==== Study material ====
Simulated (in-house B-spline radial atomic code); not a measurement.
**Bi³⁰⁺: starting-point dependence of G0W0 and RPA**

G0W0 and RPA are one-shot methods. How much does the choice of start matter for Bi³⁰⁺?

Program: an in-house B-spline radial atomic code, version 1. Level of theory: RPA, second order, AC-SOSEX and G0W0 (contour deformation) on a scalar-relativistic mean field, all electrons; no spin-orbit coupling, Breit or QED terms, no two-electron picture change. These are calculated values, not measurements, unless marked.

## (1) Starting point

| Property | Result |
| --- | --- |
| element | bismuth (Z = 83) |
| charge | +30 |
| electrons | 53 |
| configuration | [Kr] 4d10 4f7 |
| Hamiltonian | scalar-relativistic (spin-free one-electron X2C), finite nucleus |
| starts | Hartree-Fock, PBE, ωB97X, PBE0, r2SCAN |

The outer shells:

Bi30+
====

● **Assigned task**: Print every record above exactly as it stands.

● **Response**:
Simulated (in-house B-spline radial atomic code); not a measurement.
**Bi³⁰⁺: starting-point dependence of G0W0 and RPA**

G0W0 and RPA are one-shot methods. How much does the choice of start matter for Bi³⁰⁺?

Program: an in-house B-spline radial atomic code, version 1. Level of theory: RPA, second order, AC-SOSEX and G0W0 (contour deformation) on a scalar-relativistic mean field, all electrons; no spin-orbit coupling, Breit or QED terms, no two-electron picture change. These are calculated values, not measurements, unless marked.

## (1) Starting point

| Property | Result |
| --- | --- |
| element | bismuth (Z = 83) |
| charge | +30 |
| electrons | 53 |
| configuration | [Kr] 4d10 4f7 |
| Hamiltonian | scalar-relativistic (spin-free one-electron X2C), finite nucleus |
| starts | Hartree-Fock, PBE, ωB97X, PBE0, r2SCAN |

The outer shells:

Bi30+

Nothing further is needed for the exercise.